- **GIVEN INFORMATION**
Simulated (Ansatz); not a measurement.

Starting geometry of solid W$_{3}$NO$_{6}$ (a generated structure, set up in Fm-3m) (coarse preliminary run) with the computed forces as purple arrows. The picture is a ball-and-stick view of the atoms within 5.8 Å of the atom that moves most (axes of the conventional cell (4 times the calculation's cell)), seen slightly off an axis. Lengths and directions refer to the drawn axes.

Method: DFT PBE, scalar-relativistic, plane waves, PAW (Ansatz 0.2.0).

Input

- **ASSIGNMENT**
Output the records above precisely.

- **WRITTEN SOLUTION**
Simulated (Ansatz); not a measurement.

Starting geometry of solid W$_{3}$NO$_{6}$ (a generated structure, set up in Fm-3m) (coarse preliminary run) with the computed forces as purple arrows. The picture is a ball-and-stick view of the atoms within 5.8 Å of the atom that moves most (axes of the conventional cell (4 times the calculation's cell)), seen slightly off an axis. Lengths and directions refer to the drawn axes.

Method: DFT PBE, scalar-relativistic, plane waves, PAW (Ansatz 0.2.0).

Input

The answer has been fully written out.